[Data provided Boundary: Start]

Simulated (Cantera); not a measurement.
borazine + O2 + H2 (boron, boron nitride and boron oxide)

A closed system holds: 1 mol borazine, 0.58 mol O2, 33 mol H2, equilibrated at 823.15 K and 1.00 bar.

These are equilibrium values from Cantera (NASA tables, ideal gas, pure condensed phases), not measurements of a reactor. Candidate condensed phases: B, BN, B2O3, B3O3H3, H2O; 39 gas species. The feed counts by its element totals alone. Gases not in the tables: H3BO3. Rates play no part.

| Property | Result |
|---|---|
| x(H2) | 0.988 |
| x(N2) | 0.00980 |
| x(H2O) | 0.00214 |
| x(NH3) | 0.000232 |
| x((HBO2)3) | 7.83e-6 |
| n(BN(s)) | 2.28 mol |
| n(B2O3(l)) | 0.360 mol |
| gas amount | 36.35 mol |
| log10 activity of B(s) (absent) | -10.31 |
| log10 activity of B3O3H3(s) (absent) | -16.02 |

[Data provided Boundary: End]

== Work request ==
Only the lines from the start of the material through the line containing "(absent) | -10.31 |" should be repeated, and they should be repeated exactly.

== Exercise result ==
Simulated (Cantera); not a measurement.
borazine + O2 + H2 (boron, boron nitride and boron oxide)

A closed system holds: 1 mol borazine, 0.58 mol O2, 33 mol H2, equilibrated at 823.15 K and 1.00 bar.

These are equilibrium values from Cantera (NASA tables, ideal gas, pure condensed phases), not measurements of a reactor. Candidate condensed phases: B, BN, B2O3, B3O3H3, H2O; 39 gas species. The feed counts by its element totals alone. Gases not in the tables: H3BO3. Rates play no part.

| Property | Result |
|---|---|
| x(H2) | 0.988 |
| x(N2) | 0.00980 |
| x(H2O) | 0.00214 |
| x(NH3) | 0.000232 |
| x((HBO2)3) | 7.83e-6 |
| n(BN(s)) | 2.28 mol |
| n(B2O3(l)) | 0.360 mol |
| gas amount | 36.35 mol |
| log10 activity of B(s) (absent) | -10.31 |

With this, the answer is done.